Work order
The listing needs restating word for word.

-*-*-
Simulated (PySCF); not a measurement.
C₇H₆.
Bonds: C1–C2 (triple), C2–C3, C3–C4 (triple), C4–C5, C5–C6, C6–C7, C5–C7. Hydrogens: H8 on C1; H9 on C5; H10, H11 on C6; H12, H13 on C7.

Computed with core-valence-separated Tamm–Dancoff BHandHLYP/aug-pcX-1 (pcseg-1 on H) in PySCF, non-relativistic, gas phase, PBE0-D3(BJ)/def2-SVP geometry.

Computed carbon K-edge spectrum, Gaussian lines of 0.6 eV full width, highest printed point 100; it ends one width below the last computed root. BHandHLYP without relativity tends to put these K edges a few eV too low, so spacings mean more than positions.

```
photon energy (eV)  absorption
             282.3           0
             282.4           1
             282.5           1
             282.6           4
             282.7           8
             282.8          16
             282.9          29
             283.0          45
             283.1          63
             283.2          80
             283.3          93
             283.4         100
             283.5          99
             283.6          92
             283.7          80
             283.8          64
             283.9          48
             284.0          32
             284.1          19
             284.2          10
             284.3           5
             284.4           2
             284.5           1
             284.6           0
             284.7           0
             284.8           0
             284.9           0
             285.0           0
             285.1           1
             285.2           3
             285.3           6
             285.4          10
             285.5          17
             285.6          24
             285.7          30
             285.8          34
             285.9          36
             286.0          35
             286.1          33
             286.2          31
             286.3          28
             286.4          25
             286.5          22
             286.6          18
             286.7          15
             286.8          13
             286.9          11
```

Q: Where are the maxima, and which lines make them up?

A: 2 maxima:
-*-*-

Task output
Simulated (PySCF); not a measurement.
C₇H₆.
Bonds: C1–C2 (triple), C2–C3, C3–C4 (triple), C4–C5, C5–C6, C6–C7, C5–C7. Hydrogens: H8 on C1; H9 on C5; H10, H11 on C6; H12, H13 on C7.

Computed with core-valence-separated Tamm–Dancoff BHandHLYP/aug-pcX-1 (pcseg-1 on H) in PySCF, non-relativistic, gas phase, PBE0-D3(BJ)/def2-SVP geometry.

Computed carbon K-edge spectrum, Gaussian lines of 0.6 eV full width, highest printed point 100; it ends one width below the last computed root. BHandHLYP without relativity tends to put these K edges a few eV too low, so spacings mean more than positions.

```
photon energy (eV)  absorption
             282.3           0
             282.4           1
             282.5           1
             282.6           4
             282.7           8
             282.8          16
             282.9          29
             283.0          45
             283.1          63
             283.2          80
             283.3          93
             283.4         100
             283.5          99
             283.6          92
             283.7          80
             283.8          64
             283.9          48
             284.0          32
             284.1          19
             284.2          10
             284.3           5
             284.4           2
             284.5           1
             284.6           0
             284.7           0
             284.8           0
             284.9           0
             285.0           0
             285.1           1
             285.2           3
             285.3           6
             285.4          10
             285.5          17
             285.6          24
             285.7          30
             285.8          34
             285.9          36
             286.0          35
             286.1          33
             286.2          31
             286.3          28
             286.4          25
             286.5          22
             286.6          18
             286.7          15
             286.8          13
             286.9          11
```

Q: Where are the maxima, and which lines make them up?

A: 2 maxima:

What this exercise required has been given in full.